* _ASSIGNMENT_: Each line in the listing is to be restated exactly.

-------- RECORDED INFORMATION --------
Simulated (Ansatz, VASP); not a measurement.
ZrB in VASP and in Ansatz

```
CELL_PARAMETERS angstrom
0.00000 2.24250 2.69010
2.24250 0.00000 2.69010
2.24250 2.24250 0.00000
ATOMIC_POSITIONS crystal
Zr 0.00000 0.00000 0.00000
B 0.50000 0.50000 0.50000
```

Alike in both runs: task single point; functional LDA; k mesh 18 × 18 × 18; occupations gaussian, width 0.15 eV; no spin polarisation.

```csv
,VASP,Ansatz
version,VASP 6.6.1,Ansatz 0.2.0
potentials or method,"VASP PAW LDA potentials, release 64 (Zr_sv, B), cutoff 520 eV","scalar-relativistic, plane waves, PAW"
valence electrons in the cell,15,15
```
--------

* _ANSWER SPACE_:
Simulated (Ansatz, VASP); not a measurement.
ZrB in VASP and in Ansatz

```
CELL_PARAMETERS angstrom
0.00000 2.24250 2.69010
2.24250 0.00000 2.69010
2.24250 2.24250 0.00000
ATOMIC_POSITIONS crystal
Zr 0.00000 0.00000 0.00000
B 0.50000 0.50000 0.50000
```

Alike in both runs: task single point; functional LDA; k mesh 18 × 18 × 18; occupations gaussian, width 0.15 eV; no spin polarisation.

```csv
,VASP,Ansatz
version,VASP 6.6.1,Ansatz 0.2.0
potentials or method,"VASP PAW LDA potentials, release 64 (Zr_sv, B), cutoff 520 eV","scalar-relativistic, plane waves, PAW"
valence electrons in the cell,15,15
```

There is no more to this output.